> [WORK TASK] Word for word, restate all of the records.

> [DATA PROVIDED]
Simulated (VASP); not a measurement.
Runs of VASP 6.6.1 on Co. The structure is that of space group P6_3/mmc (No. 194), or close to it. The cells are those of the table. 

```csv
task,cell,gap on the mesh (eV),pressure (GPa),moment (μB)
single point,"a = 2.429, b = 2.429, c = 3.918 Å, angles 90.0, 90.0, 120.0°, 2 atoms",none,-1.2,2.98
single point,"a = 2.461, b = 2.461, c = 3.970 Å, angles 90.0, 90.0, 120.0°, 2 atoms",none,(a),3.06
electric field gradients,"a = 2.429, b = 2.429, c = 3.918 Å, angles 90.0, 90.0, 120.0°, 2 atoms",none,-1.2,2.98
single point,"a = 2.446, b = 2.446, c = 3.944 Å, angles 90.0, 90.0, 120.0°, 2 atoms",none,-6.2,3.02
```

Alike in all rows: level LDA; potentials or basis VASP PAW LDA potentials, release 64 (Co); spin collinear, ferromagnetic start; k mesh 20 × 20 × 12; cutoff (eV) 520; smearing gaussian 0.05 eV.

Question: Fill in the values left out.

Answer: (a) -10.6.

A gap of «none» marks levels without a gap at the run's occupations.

> [ANSWER BOX]
Simulated (VASP); not a measurement.
Runs of VASP 6.6.1 on Co. The structure is that of space group P6_3/mmc (No. 194), or close to it. The cells are those of the table. 

```csv
task,cell,gap on the mesh (eV),pressure (GPa),moment (μB)
single point,"a = 2.429, b = 2.429, c = 3.918 Å, angles 90.0, 90.0, 120.0°, 2 atoms",none,-1.2,2.98
single point,"a = 2.461, b = 2.461, c = 3.970 Å, angles 90.0, 90.0, 120.0°, 2 atoms",none,(a),3.06
electric field gradients,"a = 2.429, b = 2.429, c = 3.918 Å, angles 90.0, 90.0, 120.0°, 2 atoms",none,-1.2,2.98
single point,"a = 2.446, b = 2.446, c = 3.944 Å, angles 90.0, 90.0, 120.0°, 2 atoms",none,-6.2,3.02
```

Alike in all rows: level LDA; potentials or basis VASP PAW LDA potentials, release 64 (Co); spin collinear, ferromagnetic start; k mesh 20 × 20 × 12; cutoff (eV) 520; smearing gaussian 0.05 eV.

Question: Fill in the values left out.

Answer: (a) -10.6.

A gap of «none» marks levels without a gap at the run's occupations.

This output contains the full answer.